## Extracted material
■ ■ ■ ■ ■ ■ ■
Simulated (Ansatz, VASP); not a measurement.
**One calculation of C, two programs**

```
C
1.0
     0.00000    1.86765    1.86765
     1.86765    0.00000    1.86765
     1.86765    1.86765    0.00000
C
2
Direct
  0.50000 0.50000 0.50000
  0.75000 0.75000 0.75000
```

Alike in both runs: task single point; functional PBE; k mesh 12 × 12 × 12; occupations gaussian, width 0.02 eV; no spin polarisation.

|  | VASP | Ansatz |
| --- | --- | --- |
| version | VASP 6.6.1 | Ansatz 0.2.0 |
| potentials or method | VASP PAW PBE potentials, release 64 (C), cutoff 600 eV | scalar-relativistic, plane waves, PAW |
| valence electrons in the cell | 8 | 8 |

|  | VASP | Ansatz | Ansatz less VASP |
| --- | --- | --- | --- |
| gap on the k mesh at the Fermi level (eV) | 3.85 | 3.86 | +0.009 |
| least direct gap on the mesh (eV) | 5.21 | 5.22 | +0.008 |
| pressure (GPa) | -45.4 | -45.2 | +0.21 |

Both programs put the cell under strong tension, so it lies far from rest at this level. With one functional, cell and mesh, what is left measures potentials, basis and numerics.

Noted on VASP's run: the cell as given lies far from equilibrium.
■ ■ ■ ■ ■ ■ ■

## Work order
Retype, exactly and in full, the listing from its first line to the one holding "Both programs put", both included.

## Exercise result
Simulated (Ansatz, VASP); not a measurement.
**One calculation of C, two programs**

```
C
1.0
     0.00000    1.86765    1.86765
     1.86765    0.00000    1.86765
     1.86765    1.86765    0.00000
C
2
Direct
  0.50000 0.50000 0.50000
  0.75000 0.75000 0.75000
```

Alike in both runs: task single point; functional PBE; k mesh 12 × 12 × 12; occupations gaussian, width 0.02 eV; no spin polarisation.

|  | VASP | Ansatz |
| --- | --- | --- |
| version | VASP 6.6.1 | Ansatz 0.2.0 |
| potentials or method | VASP PAW PBE potentials, release 64 (C), cutoff 600 eV | scalar-relativistic, plane waves, PAW |
| valence electrons in the cell | 8 | 8 |

|  | VASP | Ansatz | Ansatz less VASP |
| --- | --- | --- | --- |
| gap on the k mesh at the Fermi level (eV) | 3.85 | 3.86 | +0.009 |
| least direct gap on the mesh (eV) | 5.21 | 5.22 | +0.008 |
| pressure (GPa) | -45.4 | -45.2 | +0.21 |

Both programs put the cell under strong tension, so it lies far from rest at this level. With one functional, cell and mesh, what is left measures potentials, basis and numerics.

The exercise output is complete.